(RECORD SET)

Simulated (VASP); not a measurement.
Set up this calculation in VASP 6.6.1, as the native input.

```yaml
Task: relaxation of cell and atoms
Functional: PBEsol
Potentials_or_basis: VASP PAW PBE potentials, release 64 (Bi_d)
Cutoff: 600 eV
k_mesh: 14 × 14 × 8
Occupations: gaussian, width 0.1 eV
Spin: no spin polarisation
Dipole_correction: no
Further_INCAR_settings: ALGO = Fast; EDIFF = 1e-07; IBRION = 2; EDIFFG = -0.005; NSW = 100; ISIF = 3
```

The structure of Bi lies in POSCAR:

(End RECORD SET)

Write the material out exactly, with nothing left out.

RESULT:
Simulated (VASP); not a measurement.
Set up this calculation in VASP 6.6.1, as the native input.

```yaml
Task: relaxation of cell and atoms
Functional: PBEsol
Potentials_or_basis: VASP PAW PBE potentials, release 64 (Bi_d)
Cutoff: 600 eV
k_mesh: 14 × 14 × 8
Occupations: gaussian, width 0.1 eV
Spin: no spin polarisation
Dipole_correction: no
Further_INCAR_settings: ALGO = Fast; EDIFF = 1e-07; IBRION = 2; EDIFFG = -0.005; NSW = 100; ISIF = 3
```

The structure of Bi lies in POSCAR:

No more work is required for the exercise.